Work item | Your answer should be the lines from the start of the records through the line with "## 1. The cell of the first run", copied word for word.

───── Given information ─────
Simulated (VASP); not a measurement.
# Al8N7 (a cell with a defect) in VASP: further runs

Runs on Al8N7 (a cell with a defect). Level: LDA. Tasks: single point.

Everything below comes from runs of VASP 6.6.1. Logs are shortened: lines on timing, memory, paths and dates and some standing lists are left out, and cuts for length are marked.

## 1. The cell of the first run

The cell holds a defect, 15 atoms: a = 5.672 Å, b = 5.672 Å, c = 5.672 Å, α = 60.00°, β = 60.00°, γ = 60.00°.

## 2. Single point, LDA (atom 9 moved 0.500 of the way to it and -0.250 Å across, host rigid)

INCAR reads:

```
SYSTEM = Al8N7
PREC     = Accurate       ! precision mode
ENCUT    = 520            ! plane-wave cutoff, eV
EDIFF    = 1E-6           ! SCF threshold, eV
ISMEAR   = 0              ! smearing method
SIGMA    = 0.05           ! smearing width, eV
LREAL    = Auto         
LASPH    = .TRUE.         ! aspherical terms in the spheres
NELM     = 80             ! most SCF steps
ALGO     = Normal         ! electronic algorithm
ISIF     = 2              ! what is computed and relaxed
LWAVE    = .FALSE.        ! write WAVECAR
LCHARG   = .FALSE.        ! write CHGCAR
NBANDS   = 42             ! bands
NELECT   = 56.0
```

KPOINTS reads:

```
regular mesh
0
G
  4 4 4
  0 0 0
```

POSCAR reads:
─────

Worked solution |
Simulated (VASP); not a measurement.
# Al8N7 (a cell with a defect) in VASP: further runs

Runs on Al8N7 (a cell with a defect). Level: LDA. Tasks: single point.

Everything below comes from runs of VASP 6.6.1. Logs are shortened: lines on timing, memory, paths and dates and some standing lists are left out, and cuts for length are marked.

## 1. The cell of the first run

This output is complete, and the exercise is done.